• [Exercise]:
Transcribe the data that follows, exactly and in full.

• [Source material]:
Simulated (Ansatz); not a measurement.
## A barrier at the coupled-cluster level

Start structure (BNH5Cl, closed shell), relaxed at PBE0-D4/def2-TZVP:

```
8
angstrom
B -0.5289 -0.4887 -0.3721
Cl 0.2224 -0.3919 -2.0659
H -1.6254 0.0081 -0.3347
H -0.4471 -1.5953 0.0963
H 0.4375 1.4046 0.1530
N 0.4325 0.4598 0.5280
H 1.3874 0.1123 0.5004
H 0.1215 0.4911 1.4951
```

• [Expected answer]:
Simulated (Ansatz); not a measurement.
## A barrier at the coupled-cluster level

Start structure (BNH5Cl, closed shell), relaxed at PBE0-D4/def2-TZVP:

```
8
angstrom
B -0.5289 -0.4887 -0.3721
Cl 0.2224 -0.3919 -2.0659
H -1.6254 0.0081 -0.3347
H -0.4471 -1.5953 0.0963
H 0.4375 1.4046 0.1530
N 0.4325 0.4598 0.5280
H 1.3874 0.1123 0.5004
H 0.1215 0.4911 1.4951
```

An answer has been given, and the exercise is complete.